Raw data →
#####
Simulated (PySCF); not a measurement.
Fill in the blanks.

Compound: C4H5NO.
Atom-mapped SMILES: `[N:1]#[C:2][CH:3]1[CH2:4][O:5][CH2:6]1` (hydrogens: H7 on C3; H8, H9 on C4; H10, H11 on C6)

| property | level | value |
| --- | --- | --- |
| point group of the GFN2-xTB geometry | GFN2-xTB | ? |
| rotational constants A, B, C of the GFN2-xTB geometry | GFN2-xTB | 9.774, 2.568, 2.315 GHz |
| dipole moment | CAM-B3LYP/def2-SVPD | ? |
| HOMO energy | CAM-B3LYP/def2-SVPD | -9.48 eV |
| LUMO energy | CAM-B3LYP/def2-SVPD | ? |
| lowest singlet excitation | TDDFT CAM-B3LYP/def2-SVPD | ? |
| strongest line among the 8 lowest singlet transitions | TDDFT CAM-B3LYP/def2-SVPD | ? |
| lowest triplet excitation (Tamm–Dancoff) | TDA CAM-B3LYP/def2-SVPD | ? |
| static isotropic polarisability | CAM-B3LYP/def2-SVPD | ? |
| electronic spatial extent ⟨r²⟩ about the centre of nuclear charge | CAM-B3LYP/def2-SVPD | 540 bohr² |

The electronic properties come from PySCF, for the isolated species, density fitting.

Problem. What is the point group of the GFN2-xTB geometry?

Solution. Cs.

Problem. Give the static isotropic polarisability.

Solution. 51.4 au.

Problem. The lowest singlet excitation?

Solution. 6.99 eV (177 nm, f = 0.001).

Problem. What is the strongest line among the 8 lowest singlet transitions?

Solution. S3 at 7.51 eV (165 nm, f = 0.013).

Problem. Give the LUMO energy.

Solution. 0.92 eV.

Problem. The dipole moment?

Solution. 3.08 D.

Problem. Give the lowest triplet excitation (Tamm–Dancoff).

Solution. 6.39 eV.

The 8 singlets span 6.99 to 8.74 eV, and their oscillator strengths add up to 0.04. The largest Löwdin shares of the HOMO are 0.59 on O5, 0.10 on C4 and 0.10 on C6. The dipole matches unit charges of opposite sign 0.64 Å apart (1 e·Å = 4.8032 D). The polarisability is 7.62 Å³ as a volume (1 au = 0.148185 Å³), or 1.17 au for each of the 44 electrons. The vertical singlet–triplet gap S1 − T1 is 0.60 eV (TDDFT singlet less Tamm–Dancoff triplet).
#####

Brief →
Among the entries above, the line containing "energy | CAM-B3LYP/def2-SVPD | ? |", the line containing "polarisability | CAM-B3LYP/def2-SVPD | ? |", and all lines between them are to be restated word for word; nothing else belongs in the reply.

Response box →
| LUMO energy | CAM-B3LYP/def2-SVPD | ? |
| lowest singlet excitation | TDDFT CAM-B3LYP/def2-SVPD | ? |
| strongest line among the 8 lowest singlet transitions | TDDFT CAM-B3LYP/def2-SVPD | ? |
| lowest triplet excitation (Tamm–Dancoff) | TDA CAM-B3LYP/def2-SVPD | ? |
| static isotropic polarisability | CAM-B3LYP/def2-SVPD | ? |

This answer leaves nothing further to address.